= DATA TO EXAMINE =
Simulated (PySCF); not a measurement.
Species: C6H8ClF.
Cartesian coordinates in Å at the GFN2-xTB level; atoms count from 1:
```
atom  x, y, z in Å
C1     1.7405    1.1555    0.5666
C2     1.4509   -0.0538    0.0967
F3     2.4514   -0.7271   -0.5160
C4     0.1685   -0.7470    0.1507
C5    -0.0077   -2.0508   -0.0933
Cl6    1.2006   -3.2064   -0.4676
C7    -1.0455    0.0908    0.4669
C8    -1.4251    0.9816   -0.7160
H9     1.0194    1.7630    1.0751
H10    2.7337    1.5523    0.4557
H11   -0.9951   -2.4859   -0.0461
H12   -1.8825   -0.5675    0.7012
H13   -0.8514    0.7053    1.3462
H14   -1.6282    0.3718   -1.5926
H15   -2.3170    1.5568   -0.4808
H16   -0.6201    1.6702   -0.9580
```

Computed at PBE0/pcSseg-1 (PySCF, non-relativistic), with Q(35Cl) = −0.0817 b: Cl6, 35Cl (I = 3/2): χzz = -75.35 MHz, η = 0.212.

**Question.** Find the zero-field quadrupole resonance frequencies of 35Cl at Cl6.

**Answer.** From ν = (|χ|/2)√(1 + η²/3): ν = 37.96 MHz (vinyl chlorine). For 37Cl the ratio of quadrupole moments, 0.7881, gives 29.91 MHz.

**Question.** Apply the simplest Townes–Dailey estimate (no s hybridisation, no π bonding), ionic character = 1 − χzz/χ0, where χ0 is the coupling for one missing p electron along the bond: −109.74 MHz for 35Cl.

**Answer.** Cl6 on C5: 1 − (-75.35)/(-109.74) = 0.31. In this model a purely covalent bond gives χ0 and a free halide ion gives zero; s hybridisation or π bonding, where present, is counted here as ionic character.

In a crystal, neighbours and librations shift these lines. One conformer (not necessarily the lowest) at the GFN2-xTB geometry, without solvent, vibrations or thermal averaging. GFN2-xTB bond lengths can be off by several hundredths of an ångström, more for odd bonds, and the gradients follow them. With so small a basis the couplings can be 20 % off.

= WORK TASK =
Transcribe the records above from the line holding "MHz for 35Cl." down to the line holding "as ionic character.", inclusive, without adding anything.

= SOLUTION =
**Question.** Apply the simplest Townes–Dailey estimate (no s hybridisation, no π bonding), ionic character = 1 − χzz/χ0, where χ0 is the coupling for one missing p electron along the bond: −109.74 MHz for 35Cl.

**Answer.** Cl6 on C5: 1 − (-75.35)/(-109.74) = 0.31. In this model a purely covalent bond gives χ0 and a free halide ion gives zero; s hybridisation or π bonding, where present, is counted here as ionic character.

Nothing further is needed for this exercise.